• _EXTRACTED ENTRIES_
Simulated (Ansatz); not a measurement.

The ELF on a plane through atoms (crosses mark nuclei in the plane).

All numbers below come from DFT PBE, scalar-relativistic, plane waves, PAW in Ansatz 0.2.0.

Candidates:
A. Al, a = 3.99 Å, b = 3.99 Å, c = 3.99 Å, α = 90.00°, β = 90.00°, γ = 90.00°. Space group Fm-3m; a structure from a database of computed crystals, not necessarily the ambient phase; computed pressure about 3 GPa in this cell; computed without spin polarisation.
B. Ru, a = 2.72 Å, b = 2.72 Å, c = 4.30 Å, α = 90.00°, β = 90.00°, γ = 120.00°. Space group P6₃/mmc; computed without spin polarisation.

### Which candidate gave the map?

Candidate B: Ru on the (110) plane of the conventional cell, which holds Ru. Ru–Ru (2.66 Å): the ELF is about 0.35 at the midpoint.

• _ASSIGNMENT_
Return the full material unchanged.

• _RESPONSE AREA_
Simulated (Ansatz); not a measurement.

The ELF on a plane through atoms (crosses mark nuclei in the plane).

All numbers below come from DFT PBE, scalar-relativistic, plane waves, PAW in Ansatz 0.2.0.

Candidates:
A. Al, a = 3.99 Å, b = 3.99 Å, c = 3.99 Å, α = 90.00°, β = 90.00°, γ = 90.00°. Space group Fm-3m; a structure from a database of computed crystals, not necessarily the ambient phase; computed pressure about 3 GPa in this cell; computed without spin polarisation.
B. Ru, a = 2.72 Å, b = 2.72 Å, c = 4.30 Å, α = 90.00°, β = 90.00°, γ = 120.00°. Space group P6₃/mmc; computed without spin polarisation.

### Which candidate gave the map?

Candidate B: Ru on the (110) plane of the conventional cell, which holds Ru. Ru–Ru (2.66 Å): the ELF is about 0.35 at the midpoint.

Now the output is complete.